Work request —
From the listing below, copy only the lines from the line that contains "Crystal: Sn." to the line that contains "Question: How do", counting those two lines as part of the copy.

########

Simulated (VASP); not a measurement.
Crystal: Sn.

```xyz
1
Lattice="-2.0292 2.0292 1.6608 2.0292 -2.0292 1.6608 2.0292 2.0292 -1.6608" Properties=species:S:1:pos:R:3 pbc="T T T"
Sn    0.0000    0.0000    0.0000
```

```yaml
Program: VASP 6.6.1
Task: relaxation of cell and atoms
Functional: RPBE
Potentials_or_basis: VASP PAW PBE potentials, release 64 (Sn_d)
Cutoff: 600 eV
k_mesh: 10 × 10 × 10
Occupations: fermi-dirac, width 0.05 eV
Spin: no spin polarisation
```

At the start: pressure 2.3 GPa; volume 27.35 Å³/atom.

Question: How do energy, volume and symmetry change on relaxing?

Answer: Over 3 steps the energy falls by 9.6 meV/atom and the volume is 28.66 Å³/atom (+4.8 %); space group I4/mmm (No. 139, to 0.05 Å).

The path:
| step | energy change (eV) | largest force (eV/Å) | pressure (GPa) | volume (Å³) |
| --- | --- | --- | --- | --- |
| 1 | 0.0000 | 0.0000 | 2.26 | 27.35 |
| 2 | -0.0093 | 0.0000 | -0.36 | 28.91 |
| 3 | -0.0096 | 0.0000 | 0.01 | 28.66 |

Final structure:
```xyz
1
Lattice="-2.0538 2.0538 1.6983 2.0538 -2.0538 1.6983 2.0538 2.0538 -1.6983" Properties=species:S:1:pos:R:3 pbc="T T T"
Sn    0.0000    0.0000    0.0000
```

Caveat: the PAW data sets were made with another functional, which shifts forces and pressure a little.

########

Task solution —
Crystal: Sn.

```xyz
1
Lattice="-2.0292 2.0292 1.6608 2.0292 -2.0292 1.6608 2.0292 2.0292 -1.6608" Properties=species:S:1:pos:R:3 pbc="T T T"
Sn    0.0000    0.0000    0.0000
```

```yaml
Program: VASP 6.6.1
Task: relaxation of cell and atoms
Functional: RPBE
Potentials_or_basis: VASP PAW PBE potentials, release 64 (Sn_d)
Cutoff: 600 eV
k_mesh: 10 × 10 × 10
Occupations: fermi-dirac, width 0.05 eV
Spin: no spin polarisation
```

At the start: pressure 2.3 GPa; volume 27.35 Å³/atom.

Question: How do energy, volume and symmetry change on relaxing?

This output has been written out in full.